• _GIVEN RECORDS_:
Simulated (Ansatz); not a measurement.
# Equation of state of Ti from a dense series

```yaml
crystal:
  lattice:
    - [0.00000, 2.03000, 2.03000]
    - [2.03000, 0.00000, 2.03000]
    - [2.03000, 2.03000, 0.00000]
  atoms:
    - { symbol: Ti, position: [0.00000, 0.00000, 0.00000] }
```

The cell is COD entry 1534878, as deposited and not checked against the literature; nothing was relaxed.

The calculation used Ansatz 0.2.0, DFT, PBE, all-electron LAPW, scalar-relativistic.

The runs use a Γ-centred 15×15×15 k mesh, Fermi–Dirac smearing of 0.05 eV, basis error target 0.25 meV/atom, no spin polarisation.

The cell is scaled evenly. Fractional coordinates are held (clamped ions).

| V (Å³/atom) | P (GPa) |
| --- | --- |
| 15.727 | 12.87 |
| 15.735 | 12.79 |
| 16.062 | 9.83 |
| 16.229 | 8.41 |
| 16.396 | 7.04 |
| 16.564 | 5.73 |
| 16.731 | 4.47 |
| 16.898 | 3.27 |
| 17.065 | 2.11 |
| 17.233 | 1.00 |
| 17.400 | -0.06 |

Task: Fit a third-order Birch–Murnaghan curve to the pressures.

• _WORK ORDER_: Every entry should be printed again exactly as written.

• _TASK RESPONSE_:
Simulated (Ansatz); not a measurement.
# Equation of state of Ti from a dense series

```yaml
crystal:
  lattice:
    - [0.00000, 2.03000, 2.03000]
    - [2.03000, 0.00000, 2.03000]
    - [2.03000, 2.03000, 0.00000]
  atoms:
    - { symbol: Ti, position: [0.00000, 0.00000, 0.00000] }
```

The cell is COD entry 1534878, as deposited and not checked against the literature; nothing was relaxed.

The calculation used Ansatz 0.2.0, DFT, PBE, all-electron LAPW, scalar-relativistic.

The runs use a Γ-centred 15×15×15 k mesh, Fermi–Dirac smearing of 0.05 eV, basis error target 0.25 meV/atom, no spin polarisation.

The cell is scaled evenly. Fractional coordinates are held (clamped ions).

| V (Å³/atom) | P (GPa) |
| --- | --- |
| 15.727 | 12.87 |
| 15.735 | 12.79 |
| 16.062 | 9.83 |
| 16.229 | 8.41 |
| 16.396 | 7.04 |
| 16.564 | 5.73 |
| 16.731 | 4.47 |
| 16.898 | 3.27 |
| 17.065 | 2.11 |
| 17.233 | 1.00 |
| 17.400 | -0.06 |

Task: Fit a third-order Birch–Murnaghan curve to the pressures.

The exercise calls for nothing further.